Brief: Using the material below, return exactly the lines between the one holding "The results, method" and the one holding "FCI valence | 24.56 |", inclusive, and no others.

Data:
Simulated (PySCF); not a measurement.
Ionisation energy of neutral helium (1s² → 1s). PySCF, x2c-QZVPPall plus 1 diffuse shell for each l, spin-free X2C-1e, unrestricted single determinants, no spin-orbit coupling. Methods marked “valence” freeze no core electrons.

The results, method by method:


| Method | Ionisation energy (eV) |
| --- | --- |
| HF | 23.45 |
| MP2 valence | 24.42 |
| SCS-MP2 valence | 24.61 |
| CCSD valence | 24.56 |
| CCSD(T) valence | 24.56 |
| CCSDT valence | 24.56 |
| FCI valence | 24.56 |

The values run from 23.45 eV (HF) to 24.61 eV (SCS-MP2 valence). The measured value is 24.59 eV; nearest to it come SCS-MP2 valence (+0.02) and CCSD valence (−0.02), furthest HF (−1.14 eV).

Exercise answer:
The results, method by method:


| Method | Ionisation energy (eV) |
| --- | --- |
| HF | 23.45 |
| MP2 valence | 24.42 |
| SCS-MP2 valence | 24.61 |
| CCSD valence | 24.56 |
| CCSD(T) valence | 24.56 |
| CCSDT valence | 24.56 |
| FCI valence | 24.56 |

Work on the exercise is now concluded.